▸ Brief: Everything from the top of the data below through the line with "Question: What was" should be duplicated exactly, and nothing past it.

● ● ● ●
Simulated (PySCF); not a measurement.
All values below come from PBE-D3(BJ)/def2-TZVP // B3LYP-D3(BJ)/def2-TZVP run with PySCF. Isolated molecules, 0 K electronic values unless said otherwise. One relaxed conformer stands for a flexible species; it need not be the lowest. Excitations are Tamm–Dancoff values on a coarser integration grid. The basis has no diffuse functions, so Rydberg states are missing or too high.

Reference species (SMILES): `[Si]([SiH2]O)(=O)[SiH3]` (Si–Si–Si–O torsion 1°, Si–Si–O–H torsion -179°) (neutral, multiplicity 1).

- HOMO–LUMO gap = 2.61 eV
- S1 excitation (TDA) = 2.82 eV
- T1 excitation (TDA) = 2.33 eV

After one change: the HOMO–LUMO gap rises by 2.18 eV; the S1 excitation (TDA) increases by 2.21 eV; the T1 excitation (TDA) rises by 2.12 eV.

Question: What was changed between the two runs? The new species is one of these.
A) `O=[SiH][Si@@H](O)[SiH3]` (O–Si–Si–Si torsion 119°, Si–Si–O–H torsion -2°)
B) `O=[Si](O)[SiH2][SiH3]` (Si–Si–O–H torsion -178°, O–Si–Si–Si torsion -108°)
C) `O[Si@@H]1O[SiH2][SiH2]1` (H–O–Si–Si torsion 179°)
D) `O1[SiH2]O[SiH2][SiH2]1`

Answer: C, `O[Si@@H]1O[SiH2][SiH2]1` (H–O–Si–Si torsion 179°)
● ● ● ●

▸ Written answer:
Simulated (PySCF); not a measurement.
All values below come from PBE-D3(BJ)/def2-TZVP // B3LYP-D3(BJ)/def2-TZVP run with PySCF. Isolated molecules, 0 K electronic values unless said otherwise. One relaxed conformer stands for a flexible species; it need not be the lowest. Excitations are Tamm–Dancoff values on a coarser integration grid. The basis has no diffuse functions, so Rydberg states are missing or too high.

Reference species (SMILES): `[Si]([SiH2]O)(=O)[SiH3]` (Si–Si–Si–O torsion 1°, Si–Si–O–H torsion -179°) (neutral, multiplicity 1).

- HOMO–LUMO gap = 2.61 eV
- S1 excitation (TDA) = 2.82 eV
- T1 excitation (TDA) = 2.33 eV

After one change: the HOMO–LUMO gap rises by 2.18 eV; the S1 excitation (TDA) increases by 2.21 eV; the T1 excitation (TDA) rises by 2.12 eV.

Question: What was changed between the two runs? The new species is one of these.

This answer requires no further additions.